• [EXERCISE] Below are the records; restate word for word the lines from the first through the one containing "Task: Where does the relaxation end?", and only those.

• [INFORMATION PROVIDED]
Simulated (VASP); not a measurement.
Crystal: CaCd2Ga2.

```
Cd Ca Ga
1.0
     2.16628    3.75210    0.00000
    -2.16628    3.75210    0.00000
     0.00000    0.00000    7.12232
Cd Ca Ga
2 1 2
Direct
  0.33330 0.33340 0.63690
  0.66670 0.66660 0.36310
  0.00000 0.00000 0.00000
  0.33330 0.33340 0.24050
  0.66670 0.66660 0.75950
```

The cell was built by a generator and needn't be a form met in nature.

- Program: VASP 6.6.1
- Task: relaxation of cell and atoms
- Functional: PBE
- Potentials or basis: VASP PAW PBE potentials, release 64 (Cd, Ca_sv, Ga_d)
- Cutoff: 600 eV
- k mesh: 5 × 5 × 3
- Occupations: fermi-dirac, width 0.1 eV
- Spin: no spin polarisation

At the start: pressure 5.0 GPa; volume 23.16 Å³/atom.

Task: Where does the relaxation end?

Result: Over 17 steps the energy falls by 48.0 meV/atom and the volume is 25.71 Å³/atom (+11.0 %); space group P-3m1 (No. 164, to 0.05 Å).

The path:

• [ANSWER AREA]
Simulated (VASP); not a measurement.
Crystal: CaCd2Ga2.

```
Cd Ca Ga
1.0
     2.16628    3.75210    0.00000
    -2.16628    3.75210    0.00000
     0.00000    0.00000    7.12232
Cd Ca Ga
2 1 2
Direct
  0.33330 0.33340 0.63690
  0.66670 0.66660 0.36310
  0.00000 0.00000 0.00000
  0.33330 0.33340 0.24050
  0.66670 0.66660 0.75950
```

The cell was built by a generator and needn't be a form met in nature.

- Program: VASP 6.6.1
- Task: relaxation of cell and atoms
- Functional: PBE
- Potentials or basis: VASP PAW PBE potentials, release 64 (Cd, Ca_sv, Ga_d)
- Cutoff: 600 eV
- k mesh: 5 × 5 × 3
- Occupations: fermi-dirac, width 0.1 eV
- Spin: no spin polarisation

At the start: pressure 5.0 GPa; volume 23.16 Å³/atom.

Task: Where does the relaxation end?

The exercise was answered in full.